Work task: Print all entries below exactly as they appear.

** Supplied material follows **

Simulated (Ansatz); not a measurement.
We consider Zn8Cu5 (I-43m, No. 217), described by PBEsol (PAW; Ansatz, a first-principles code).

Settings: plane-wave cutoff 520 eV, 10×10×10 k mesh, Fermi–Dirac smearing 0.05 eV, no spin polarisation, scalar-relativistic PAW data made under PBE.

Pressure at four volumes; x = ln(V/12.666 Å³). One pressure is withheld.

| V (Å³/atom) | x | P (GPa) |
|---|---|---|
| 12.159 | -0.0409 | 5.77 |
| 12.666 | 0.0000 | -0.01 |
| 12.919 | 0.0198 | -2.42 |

** End of Supplied material **

Task output:
Simulated (Ansatz); not a measurement.
We consider Zn8Cu5 (I-43m, No. 217), described by PBEsol (PAW; Ansatz, a first-principles code).

Settings: plane-wave cutoff 520 eV, 10×10×10 k mesh, Fermi–Dirac smearing 0.05 eV, no spin polarisation, scalar-relativistic PAW data made under PBE.

Pressure at four volumes; x = ln(V/12.666 Å³). One pressure is withheld.

| V (Å³/atom) | x | P (GPa) |
|---|---|---|
| 12.159 | -0.0409 | 5.77 |
| 12.666 | 0.0000 | -0.01 |
| 12.919 | 0.0198 | -2.42 |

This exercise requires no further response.